Supplied information:
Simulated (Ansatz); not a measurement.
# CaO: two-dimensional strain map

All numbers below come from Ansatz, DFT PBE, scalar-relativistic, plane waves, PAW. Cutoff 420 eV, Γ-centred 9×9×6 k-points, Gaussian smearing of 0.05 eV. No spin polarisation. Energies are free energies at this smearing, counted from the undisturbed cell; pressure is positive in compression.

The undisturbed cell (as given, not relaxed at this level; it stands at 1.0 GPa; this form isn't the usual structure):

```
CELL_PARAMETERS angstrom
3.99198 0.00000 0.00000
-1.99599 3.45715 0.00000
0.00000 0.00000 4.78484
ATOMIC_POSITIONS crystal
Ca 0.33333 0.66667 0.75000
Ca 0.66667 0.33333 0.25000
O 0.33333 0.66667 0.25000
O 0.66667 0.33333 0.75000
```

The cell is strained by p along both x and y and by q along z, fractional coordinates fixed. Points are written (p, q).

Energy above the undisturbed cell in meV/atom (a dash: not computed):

Requirement: Every line above has to be restated word for word.

Your solution:
Simulated (Ansatz); not a measurement.
# CaO: two-dimensional strain map

All numbers below come from Ansatz, DFT PBE, scalar-relativistic, plane waves, PAW. Cutoff 420 eV, Γ-centred 9×9×6 k-points, Gaussian smearing of 0.05 eV. No spin polarisation. Energies are free energies at this smearing, counted from the undisturbed cell; pressure is positive in compression.

The undisturbed cell (as given, not relaxed at this level; it stands at 1.0 GPa; this form isn't the usual structure):

```
CELL_PARAMETERS angstrom
3.99198 0.00000 0.00000
-1.99599 3.45715 0.00000
0.00000 0.00000 4.78484
ATOMIC_POSITIONS crystal
Ca 0.33333 0.66667 0.75000
Ca 0.66667 0.33333 0.25000
O 0.33333 0.66667 0.25000
O 0.66667 0.33333 0.75000
```

The cell is strained by p along both x and y and by q along z, fractional coordinates fixed. Points are written (p, q).

Energy above the undisturbed cell in meV/atom (a dash: not computed):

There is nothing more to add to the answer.